⁂

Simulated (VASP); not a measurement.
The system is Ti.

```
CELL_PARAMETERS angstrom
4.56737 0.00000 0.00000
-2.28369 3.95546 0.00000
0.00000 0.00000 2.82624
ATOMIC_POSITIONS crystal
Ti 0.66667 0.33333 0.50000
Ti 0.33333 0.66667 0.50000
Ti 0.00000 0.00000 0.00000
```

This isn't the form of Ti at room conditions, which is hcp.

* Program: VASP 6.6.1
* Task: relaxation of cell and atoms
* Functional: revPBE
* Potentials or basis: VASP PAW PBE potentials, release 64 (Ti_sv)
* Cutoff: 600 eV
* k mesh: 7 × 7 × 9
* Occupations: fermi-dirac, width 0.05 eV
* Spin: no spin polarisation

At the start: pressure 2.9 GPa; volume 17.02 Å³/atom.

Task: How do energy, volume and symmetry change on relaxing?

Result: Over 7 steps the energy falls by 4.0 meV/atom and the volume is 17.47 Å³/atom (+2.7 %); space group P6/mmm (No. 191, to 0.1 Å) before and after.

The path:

⁂

__Exercise__
From the records above, give again exactly the lines running from the line with "width 0.05 eV" to the line with "Result: Over 7", inclusive.

__Exercise result__
* Occupations: fermi-dirac, width 0.05 eV
* Spin: no spin polarisation

At the start: pressure 2.9 GPa; volume 17.02 Å³/atom.

Task: How do energy, volume and symmetry change on relaxing?

Result: Over 7 steps the energy falls by 4.0 meV/atom and the volume is 17.47 Å³/atom (+2.7 %); space group P6/mmm (No. 191, to 0.1 Å) before and after.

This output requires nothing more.